§ Brief:
Please retype the material beneath this task exactly, starting with its first line and finishing with the line containing "Hardware: 2 threads".

§ Information supplied:
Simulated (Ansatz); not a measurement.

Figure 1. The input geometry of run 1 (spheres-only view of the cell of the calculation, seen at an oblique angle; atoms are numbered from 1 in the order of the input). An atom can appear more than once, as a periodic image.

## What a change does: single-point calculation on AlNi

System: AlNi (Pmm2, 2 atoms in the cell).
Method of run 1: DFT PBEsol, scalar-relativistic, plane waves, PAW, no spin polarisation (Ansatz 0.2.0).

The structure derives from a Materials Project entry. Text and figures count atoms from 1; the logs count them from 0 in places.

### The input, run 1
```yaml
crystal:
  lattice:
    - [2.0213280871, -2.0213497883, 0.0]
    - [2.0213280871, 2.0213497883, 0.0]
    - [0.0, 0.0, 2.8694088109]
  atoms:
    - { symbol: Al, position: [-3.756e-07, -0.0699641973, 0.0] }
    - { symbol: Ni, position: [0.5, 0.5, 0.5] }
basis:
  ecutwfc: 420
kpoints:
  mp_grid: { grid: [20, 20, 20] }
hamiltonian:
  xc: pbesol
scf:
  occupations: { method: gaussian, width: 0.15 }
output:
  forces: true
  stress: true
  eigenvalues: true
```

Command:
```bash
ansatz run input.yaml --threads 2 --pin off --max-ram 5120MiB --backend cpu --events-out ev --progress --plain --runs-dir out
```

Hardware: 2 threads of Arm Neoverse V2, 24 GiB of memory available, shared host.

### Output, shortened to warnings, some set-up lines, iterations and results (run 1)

§ Expected answer:
Simulated (Ansatz); not a measurement.

Figure 1. The input geometry of run 1 (spheres-only view of the cell of the calculation, seen at an oblique angle; atoms are numbered from 1 in the order of the input). An atom can appear more than once, as a periodic image.

## What a change does: single-point calculation on AlNi

System: AlNi (Pmm2, 2 atoms in the cell).
Method of run 1: DFT PBEsol, scalar-relativistic, plane waves, PAW, no spin polarisation (Ansatz 0.2.0).

The structure derives from a Materials Project entry. Text and figures count atoms from 1; the logs count them from 0 in places.

### The input, run 1
```yaml
crystal:
  lattice:
    - [2.0213280871, -2.0213497883, 0.0]
    - [2.0213280871, 2.0213497883, 0.0]
    - [0.0, 0.0, 2.8694088109]
  atoms:
    - { symbol: Al, position: [-3.756e-07, -0.0699641973, 0.0] }
    - { symbol: Ni, position: [0.5, 0.5, 0.5] }
basis:
  ecutwfc: 420
kpoints:
  mp_grid: { grid: [20, 20, 20] }
hamiltonian:
  xc: pbesol
scf:
  occupations: { method: gaussian, width: 0.15 }
output:
  forces: true
  stress: true
  eigenvalues: true
```

Command:
```bash
ansatz run input.yaml --threads 2 --pin off --max-ram 5120MiB --backend cpu --events-out ev --progress --plain --runs-dir out
```

Hardware: 2 threads of Arm Neoverse V2, 24 GiB of memory available, shared host.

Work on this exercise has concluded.